- **Extracted information**
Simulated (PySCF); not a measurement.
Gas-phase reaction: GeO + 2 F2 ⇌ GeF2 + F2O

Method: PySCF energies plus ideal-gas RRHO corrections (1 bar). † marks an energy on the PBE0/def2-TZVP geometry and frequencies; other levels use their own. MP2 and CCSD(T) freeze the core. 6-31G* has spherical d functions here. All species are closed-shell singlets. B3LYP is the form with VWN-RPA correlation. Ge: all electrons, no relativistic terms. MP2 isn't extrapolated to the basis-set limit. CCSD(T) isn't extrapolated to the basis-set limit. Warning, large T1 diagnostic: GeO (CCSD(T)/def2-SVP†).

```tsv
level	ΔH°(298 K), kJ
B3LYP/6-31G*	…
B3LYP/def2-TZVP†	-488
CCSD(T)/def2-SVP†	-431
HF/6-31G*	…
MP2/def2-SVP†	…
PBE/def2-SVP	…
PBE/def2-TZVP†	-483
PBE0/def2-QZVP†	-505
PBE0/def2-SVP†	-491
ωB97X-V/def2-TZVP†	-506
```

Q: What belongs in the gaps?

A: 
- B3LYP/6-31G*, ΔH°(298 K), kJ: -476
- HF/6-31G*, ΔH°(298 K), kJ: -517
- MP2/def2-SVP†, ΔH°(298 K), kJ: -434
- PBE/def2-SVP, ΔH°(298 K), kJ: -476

- **Activity**
The full listing, repeated exactly, is the expected answer.

- **Expected answer**
Simulated (PySCF); not a measurement.
Gas-phase reaction: GeO + 2 F2 ⇌ GeF2 + F2O

Method: PySCF energies plus ideal-gas RRHO corrections (1 bar). † marks an energy on the PBE0/def2-TZVP geometry and frequencies; other levels use their own. MP2 and CCSD(T) freeze the core. 6-31G* has spherical d functions here. All species are closed-shell singlets. B3LYP is the form with VWN-RPA correlation. Ge: all electrons, no relativistic terms. MP2 isn't extrapolated to the basis-set limit. CCSD(T) isn't extrapolated to the basis-set limit. Warning, large T1 diagnostic: GeO (CCSD(T)/def2-SVP†).

```tsv
level	ΔH°(298 K), kJ
B3LYP/6-31G*	…
B3LYP/def2-TZVP†	-488
CCSD(T)/def2-SVP†	-431
HF/6-31G*	…
MP2/def2-SVP†	…
PBE/def2-SVP	…
PBE/def2-TZVP†	-483
PBE0/def2-QZVP†	-505
PBE0/def2-SVP†	-491
ωB97X-V/def2-TZVP†	-506
```

Q: What belongs in the gaps?

A: 
- B3LYP/6-31G*, ΔH°(298 K), kJ: -476
- HF/6-31G*, ΔH°(298 K), kJ: -517
- MP2/def2-SVP†, ΔH°(298 K), kJ: -434
- PBE/def2-SVP, ΔH°(298 K), kJ: -476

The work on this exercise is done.